_Brief_
The expected result is the material below, reproduced exactly from its first line through the line containing "A: Zero (band".

+ + + +

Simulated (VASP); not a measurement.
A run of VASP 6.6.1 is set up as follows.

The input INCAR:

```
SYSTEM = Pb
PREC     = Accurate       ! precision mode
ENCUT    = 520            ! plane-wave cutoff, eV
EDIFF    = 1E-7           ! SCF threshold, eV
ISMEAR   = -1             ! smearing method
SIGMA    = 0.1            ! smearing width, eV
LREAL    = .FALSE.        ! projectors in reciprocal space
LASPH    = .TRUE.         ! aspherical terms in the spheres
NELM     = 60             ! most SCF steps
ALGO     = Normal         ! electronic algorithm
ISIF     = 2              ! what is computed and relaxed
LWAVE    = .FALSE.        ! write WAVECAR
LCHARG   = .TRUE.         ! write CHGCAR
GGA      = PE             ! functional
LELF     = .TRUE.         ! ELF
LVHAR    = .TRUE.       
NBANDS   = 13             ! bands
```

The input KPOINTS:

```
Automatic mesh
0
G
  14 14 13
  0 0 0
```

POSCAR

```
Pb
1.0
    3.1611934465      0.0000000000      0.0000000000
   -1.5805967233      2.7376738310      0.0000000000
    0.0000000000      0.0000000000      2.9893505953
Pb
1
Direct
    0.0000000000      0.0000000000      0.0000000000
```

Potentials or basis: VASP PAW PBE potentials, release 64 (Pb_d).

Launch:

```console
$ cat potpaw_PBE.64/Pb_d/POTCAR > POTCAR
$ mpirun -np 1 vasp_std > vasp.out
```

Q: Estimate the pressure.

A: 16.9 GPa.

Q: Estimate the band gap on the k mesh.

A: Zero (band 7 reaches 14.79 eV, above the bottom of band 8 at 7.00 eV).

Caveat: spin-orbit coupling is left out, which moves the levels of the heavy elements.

+ + + +

_Written reply_
Simulated (VASP); not a measurement.
A run of VASP 6.6.1 is set up as follows.

The input INCAR:

```
SYSTEM = Pb
PREC     = Accurate       ! precision mode
ENCUT    = 520            ! plane-wave cutoff, eV
EDIFF    = 1E-7           ! SCF threshold, eV
ISMEAR   = -1             ! smearing method
SIGMA    = 0.1            ! smearing width, eV
LREAL    = .FALSE.        ! projectors in reciprocal space
LASPH    = .TRUE.         ! aspherical terms in the spheres
NELM     = 60             ! most SCF steps
ALGO     = Normal         ! electronic algorithm
ISIF     = 2              ! what is computed and relaxed
LWAVE    = .FALSE.        ! write WAVECAR
LCHARG   = .TRUE.         ! write CHGCAR
GGA      = PE             ! functional
LELF     = .TRUE.         ! ELF
LVHAR    = .TRUE.       
NBANDS   = 13             ! bands
```

The input KPOINTS:

```
Automatic mesh
0
G
  14 14 13
  0 0 0
```

POSCAR

```
Pb
1.0
    3.1611934465      0.0000000000      0.0000000000
   -1.5805967233      2.7376738310      0.0000000000
    0.0000000000      0.0000000000      2.9893505953
Pb
1
Direct
    0.0000000000      0.0000000000      0.0000000000
```

Potentials or basis: VASP PAW PBE potentials, release 64 (Pb_d).

Launch:

```console
$ cat potpaw_PBE.64/Pb_d/POTCAR > POTCAR
$ mpirun -np 1 vasp_std > vasp.out
```

Q: Estimate the pressure.

A: 16.9 GPa.

Q: Estimate the band gap on the k mesh.

A: Zero (band 7 reaches 14.79 eV, above the bottom of band 8 at 7.00 eV).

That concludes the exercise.